Work order: Reproduce the records below exactly as shown.

Dataset extract:
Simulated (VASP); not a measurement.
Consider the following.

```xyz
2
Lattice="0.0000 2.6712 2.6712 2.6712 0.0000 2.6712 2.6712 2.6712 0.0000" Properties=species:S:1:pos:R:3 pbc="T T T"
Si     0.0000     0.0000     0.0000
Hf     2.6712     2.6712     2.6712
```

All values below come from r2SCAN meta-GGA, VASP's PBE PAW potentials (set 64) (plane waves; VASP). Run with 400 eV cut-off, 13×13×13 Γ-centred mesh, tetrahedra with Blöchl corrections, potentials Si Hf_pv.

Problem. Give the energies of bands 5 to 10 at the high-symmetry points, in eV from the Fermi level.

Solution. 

Written reply:
Simulated (VASP); not a measurement.
Consider the following.

```xyz
2
Lattice="0.0000 2.6712 2.6712 2.6712 0.0000 2.6712 2.6712 2.6712 0.0000" Properties=species:S:1:pos:R:3 pbc="T T T"
Si     0.0000     0.0000     0.0000
Hf     2.6712     2.6712     2.6712
```

All values below come from r2SCAN meta-GGA, VASP's PBE PAW potentials (set 64) (plane waves; VASP). Run with 400 eV cut-off, 13×13×13 Γ-centred mesh, tetrahedra with Blöchl corrections, potentials Si Hf_pv.

Problem. Give the energies of bands 5 to 10 at the high-symmetry points, in eV from the Fermi level.

Solution. 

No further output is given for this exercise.